Please repeat the records below exactly, from the first line through the line containing "Charge: 1 mol", and nothing more.

* _DATA EXTRACTS_
= Beginning of Section =

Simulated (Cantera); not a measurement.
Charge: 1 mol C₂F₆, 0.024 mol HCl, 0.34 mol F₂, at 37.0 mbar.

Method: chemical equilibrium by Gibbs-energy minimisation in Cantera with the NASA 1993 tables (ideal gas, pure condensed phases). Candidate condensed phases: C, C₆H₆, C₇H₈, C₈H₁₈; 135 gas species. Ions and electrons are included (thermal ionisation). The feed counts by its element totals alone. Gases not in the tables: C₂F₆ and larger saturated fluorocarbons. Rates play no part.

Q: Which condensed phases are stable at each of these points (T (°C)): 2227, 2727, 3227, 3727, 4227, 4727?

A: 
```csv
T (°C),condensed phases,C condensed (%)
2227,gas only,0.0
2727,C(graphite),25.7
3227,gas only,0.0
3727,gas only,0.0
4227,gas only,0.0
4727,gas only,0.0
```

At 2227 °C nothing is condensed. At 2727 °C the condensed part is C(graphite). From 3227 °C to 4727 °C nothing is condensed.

= End of Section =

* _TASK RESULT_
Simulated (Cantera); not a measurement.
Charge: 1 mol C₂F₆, 0.024 mol HCl, 0.34 mol F₂, at 37.0 mbar.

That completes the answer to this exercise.